########################################
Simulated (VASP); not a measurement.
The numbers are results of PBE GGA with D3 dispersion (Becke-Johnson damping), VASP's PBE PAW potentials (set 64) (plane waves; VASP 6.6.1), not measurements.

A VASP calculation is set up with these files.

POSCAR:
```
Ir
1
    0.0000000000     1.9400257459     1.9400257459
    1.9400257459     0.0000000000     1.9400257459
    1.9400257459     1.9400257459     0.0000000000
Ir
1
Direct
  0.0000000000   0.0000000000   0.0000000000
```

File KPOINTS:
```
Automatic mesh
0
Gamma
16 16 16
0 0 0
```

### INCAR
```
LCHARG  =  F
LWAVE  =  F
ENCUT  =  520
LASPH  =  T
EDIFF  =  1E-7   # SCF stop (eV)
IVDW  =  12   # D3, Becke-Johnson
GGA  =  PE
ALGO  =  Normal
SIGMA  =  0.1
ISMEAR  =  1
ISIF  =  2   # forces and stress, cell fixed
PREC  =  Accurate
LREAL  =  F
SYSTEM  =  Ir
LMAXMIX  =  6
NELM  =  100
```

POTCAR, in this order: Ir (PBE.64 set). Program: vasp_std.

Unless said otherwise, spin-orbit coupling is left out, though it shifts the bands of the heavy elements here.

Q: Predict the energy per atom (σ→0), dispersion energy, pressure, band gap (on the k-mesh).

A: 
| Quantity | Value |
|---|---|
########################################

## [TASK ITEM]
In the data above, which lines lie between the line with "Unless said otherwise, spin-orbit" and the line with "Quantity | Value |", inclusive? Print those lines exactly and nothing else.

## [ANSWER SPACE]
Unless said otherwise, spin-orbit coupling is left out, though it shifts the bands of the heavy elements here.

Q: Predict the energy per atom (σ→0), dispersion energy, pressure, band gap (on the k-mesh).

A: 
| Quantity | Value |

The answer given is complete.